DATA FOR ANALYSIS:
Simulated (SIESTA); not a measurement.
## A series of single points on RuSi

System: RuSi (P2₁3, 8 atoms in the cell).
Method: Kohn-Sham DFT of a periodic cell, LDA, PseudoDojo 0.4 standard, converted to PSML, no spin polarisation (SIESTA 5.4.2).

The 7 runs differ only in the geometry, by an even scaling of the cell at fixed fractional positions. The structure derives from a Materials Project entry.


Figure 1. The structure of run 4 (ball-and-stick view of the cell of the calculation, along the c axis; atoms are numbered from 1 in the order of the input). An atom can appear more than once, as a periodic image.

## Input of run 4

WORK REQUEST: Looking at the data above, return every line from the one with "System: RuSi (P2₁3, 8 atoms in the cell)." down to the one with "Figure 1. The", exactly and inclusively.

SOLUTION:
System: RuSi (P2₁3, 8 atoms in the cell).
Method: Kohn-Sham DFT of a periodic cell, LDA, PseudoDojo 0.4 standard, converted to PSML, no spin polarisation (SIESTA 5.4.2).

The 7 runs differ only in the geometry, by an even scaling of the cell at fixed fractional positions. The structure derives from a Materials Project entry.


Figure 1. The structure of run 4 (ball-and-stick view of the cell of the calculation, along the c axis; atoms are numbered from 1 in the order of the input). An atom can appear more than once, as a periodic image.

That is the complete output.